[Work instruction]: Which lines below fall between the one containing "Basis set: def2-SVP" and the one containing "strong static correlation."? Repeat them exactly, counting both of those lines, and add nothing else.

[Provided data]:
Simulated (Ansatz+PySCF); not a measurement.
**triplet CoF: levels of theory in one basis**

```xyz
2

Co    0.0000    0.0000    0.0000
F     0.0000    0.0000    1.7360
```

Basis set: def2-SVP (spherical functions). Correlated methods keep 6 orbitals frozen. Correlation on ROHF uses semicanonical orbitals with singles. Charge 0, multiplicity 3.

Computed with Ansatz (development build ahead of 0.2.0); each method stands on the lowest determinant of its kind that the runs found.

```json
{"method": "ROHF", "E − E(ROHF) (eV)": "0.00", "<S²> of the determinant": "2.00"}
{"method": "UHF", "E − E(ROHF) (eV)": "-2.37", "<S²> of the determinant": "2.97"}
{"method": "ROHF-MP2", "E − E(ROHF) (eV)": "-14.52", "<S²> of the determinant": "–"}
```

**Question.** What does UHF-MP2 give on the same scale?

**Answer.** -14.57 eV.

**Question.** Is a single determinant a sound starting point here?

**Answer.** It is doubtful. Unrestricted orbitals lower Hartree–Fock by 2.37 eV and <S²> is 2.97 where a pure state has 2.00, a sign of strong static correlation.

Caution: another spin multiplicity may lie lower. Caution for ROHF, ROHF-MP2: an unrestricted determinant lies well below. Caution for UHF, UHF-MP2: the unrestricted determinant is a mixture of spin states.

[Solution]:
Basis set: def2-SVP (spherical functions). Correlated methods keep 6 orbitals frozen. Correlation on ROHF uses semicanonical orbitals with singles. Charge 0, multiplicity 3.

Computed with Ansatz (development build ahead of 0.2.0); each method stands on the lowest determinant of its kind that the runs found.

```json
{"method": "ROHF", "E − E(ROHF) (eV)": "0.00", "<S²> of the determinant": "2.00"}
{"method": "UHF", "E − E(ROHF) (eV)": "-2.37", "<S²> of the determinant": "2.97"}
{"method": "ROHF-MP2", "E − E(ROHF) (eV)": "-14.52", "<S²> of the determinant": "–"}
```

**Question.** What does UHF-MP2 give on the same scale?

**Answer.** -14.57 eV.

**Question.** Is a single determinant a sound starting point here?

**Answer.** It is doubtful. Unrestricted orbitals lower Hartree–Fock by 2.37 eV and <S²> is 2.97 where a pure state has 2.00, a sign of strong static correlation.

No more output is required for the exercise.